▶ WORK TASK
Nothing in the records may be changed; retype them in full.

▶ DATASET
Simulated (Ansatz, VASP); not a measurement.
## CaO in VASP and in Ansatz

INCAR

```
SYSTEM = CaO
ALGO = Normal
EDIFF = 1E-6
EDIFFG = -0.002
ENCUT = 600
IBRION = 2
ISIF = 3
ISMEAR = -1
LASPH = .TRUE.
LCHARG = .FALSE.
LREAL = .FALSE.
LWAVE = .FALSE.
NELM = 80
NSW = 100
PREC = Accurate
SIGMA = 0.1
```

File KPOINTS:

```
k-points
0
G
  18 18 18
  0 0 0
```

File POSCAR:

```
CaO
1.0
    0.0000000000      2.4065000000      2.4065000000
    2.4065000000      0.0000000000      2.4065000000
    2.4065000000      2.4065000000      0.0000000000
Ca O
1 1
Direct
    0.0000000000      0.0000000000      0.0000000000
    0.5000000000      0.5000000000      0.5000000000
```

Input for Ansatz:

▶ PROBLEM SOLUTION
Simulated (Ansatz, VASP); not a measurement.
## CaO in VASP and in Ansatz

INCAR

```
SYSTEM = CaO
ALGO = Normal
EDIFF = 1E-6
EDIFFG = -0.002
ENCUT = 600
IBRION = 2
ISIF = 3
ISMEAR = -1
LASPH = .TRUE.
LCHARG = .FALSE.
LREAL = .FALSE.
LWAVE = .FALSE.
NELM = 80
NSW = 100
PREC = Accurate
SIGMA = 0.1
```

File KPOINTS:

```
k-points
0
G
  18 18 18
  0 0 0
```

File POSCAR:

```
CaO
1.0
    0.0000000000      2.4065000000      2.4065000000
    2.4065000000      0.0000000000      2.4065000000
    2.4065000000      2.4065000000      0.0000000000
Ca O
1 1
Direct
    0.0000000000      0.0000000000      0.0000000000
    0.5000000000      0.5000000000      0.5000000000
```

Input for Ansatz:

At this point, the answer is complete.